ACTION ITEM: Copy out again, unchanged, the listing below from the line that has "What does it" through the line that has "At this unrelaxed".

═════ DATA FOR ANALYSIS ═════
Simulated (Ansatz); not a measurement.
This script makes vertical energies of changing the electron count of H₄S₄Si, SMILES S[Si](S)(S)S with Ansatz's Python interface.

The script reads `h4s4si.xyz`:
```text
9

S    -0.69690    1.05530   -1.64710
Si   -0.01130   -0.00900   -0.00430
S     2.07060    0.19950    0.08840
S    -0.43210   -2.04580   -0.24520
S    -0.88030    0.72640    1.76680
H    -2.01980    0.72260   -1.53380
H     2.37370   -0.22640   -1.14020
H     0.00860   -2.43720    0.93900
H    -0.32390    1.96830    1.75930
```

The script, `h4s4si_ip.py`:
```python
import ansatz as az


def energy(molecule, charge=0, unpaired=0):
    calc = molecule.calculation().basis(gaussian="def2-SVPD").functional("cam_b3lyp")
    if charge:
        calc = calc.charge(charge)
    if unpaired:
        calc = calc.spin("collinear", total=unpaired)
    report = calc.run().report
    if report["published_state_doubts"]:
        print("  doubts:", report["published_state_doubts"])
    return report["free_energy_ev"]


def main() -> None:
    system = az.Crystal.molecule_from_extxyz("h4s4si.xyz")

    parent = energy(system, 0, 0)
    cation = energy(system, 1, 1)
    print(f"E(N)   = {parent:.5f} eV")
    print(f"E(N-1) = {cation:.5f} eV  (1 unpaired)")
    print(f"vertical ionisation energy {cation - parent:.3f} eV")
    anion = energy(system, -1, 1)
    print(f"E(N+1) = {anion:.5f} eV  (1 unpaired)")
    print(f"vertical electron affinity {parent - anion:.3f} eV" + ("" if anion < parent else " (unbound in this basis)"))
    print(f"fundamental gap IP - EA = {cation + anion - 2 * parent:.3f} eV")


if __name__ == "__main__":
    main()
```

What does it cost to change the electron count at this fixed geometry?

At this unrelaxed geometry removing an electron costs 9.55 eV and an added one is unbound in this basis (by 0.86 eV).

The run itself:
═════

ANSWER AREA:
What does it cost to change the electron count at this fixed geometry?

At this unrelaxed geometry removing an electron costs 9.55 eV and an added one is unbound in this basis (by 0.86 eV).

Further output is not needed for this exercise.